§ RECORDS SUPPLIED:
▬▬▬▬▬▬
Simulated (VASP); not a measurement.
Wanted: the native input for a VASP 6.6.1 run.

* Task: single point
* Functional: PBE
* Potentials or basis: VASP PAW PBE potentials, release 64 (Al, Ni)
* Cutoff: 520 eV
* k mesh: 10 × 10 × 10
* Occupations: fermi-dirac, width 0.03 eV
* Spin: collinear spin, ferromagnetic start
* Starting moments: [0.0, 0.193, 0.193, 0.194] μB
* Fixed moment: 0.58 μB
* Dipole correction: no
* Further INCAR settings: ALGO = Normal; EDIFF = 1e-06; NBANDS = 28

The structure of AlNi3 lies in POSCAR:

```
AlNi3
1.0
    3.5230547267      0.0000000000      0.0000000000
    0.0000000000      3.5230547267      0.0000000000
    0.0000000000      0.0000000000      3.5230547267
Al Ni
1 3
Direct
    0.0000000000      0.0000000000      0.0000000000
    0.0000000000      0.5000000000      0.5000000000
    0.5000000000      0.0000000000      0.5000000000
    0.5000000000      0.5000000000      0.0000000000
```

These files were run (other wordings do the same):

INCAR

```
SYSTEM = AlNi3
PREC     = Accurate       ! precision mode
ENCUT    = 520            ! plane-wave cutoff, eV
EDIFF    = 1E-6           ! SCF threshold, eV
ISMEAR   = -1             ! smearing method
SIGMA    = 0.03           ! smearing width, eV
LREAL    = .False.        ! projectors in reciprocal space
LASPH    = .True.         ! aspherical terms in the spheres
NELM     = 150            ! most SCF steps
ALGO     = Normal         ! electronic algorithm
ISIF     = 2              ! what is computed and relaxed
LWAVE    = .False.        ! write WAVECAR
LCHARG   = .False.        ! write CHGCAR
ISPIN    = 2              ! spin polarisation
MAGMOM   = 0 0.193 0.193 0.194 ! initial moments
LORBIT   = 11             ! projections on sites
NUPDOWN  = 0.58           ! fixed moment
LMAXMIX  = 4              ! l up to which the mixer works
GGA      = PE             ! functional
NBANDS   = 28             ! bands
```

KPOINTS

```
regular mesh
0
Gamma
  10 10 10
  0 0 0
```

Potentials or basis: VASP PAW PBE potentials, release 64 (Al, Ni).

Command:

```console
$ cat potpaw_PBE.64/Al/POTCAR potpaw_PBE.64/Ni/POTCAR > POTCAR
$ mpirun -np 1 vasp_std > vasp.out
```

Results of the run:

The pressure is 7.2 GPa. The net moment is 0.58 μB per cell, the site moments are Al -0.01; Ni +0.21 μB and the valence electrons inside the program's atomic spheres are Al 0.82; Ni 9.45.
▬▬▬▬▬▬

§ ASSIGNMENT: Please output the lines of the listing above that fall in the stretch from the one with "moment: 0.58 μB" through the one with "Results of the", exactly and only those.

§ EXPECTED ANSWER:
* Fixed moment: 0.58 μB
* Dipole correction: no
* Further INCAR settings: ALGO = Normal; EDIFF = 1e-06; NBANDS = 28

The structure of AlNi3 lies in POSCAR:

```
AlNi3
1.0
    3.5230547267      0.0000000000      0.0000000000
    0.0000000000      3.5230547267      0.0000000000
    0.0000000000      0.0000000000      3.5230547267
Al Ni
1 3
Direct
    0.0000000000      0.0000000000      0.0000000000
    0.0000000000      0.5000000000      0.5000000000
    0.5000000000      0.0000000000      0.5000000000
    0.5000000000      0.5000000000      0.0000000000
```

These files were run (other wordings do the same):

INCAR

```
SYSTEM = AlNi3
PREC     = Accurate       ! precision mode
ENCUT    = 520            ! plane-wave cutoff, eV
EDIFF    = 1E-6           ! SCF threshold, eV
ISMEAR   = -1             ! smearing method
SIGMA    = 0.03           ! smearing width, eV
LREAL    = .False.        ! projectors in reciprocal space
LASPH    = .True.         ! aspherical terms in the spheres
NELM     = 150            ! most SCF steps
ALGO     = Normal         ! electronic algorithm
ISIF     = 2              ! what is computed and relaxed
LWAVE    = .False.        ! write WAVECAR
LCHARG   = .False.        ! write CHGCAR
ISPIN    = 2              ! spin polarisation
MAGMOM   = 0 0.193 0.193 0.194 ! initial moments
LORBIT   = 11             ! projections on sites
NUPDOWN  = 0.58           ! fixed moment
LMAXMIX  = 4              ! l up to which the mixer works
GGA      = PE             ! functional
NBANDS   = 28             ! bands
```

KPOINTS

```
regular mesh
0
Gamma
  10 10 10
  0 0 0
```

Potentials or basis: VASP PAW PBE potentials, release 64 (Al, Ni).

Command:

```console
$ cat potpaw_PBE.64/Al/POTCAR potpaw_PBE.64/Ni/POTCAR > POTCAR
$ mpirun -np 1 vasp_std > vasp.out
```

Results of the run:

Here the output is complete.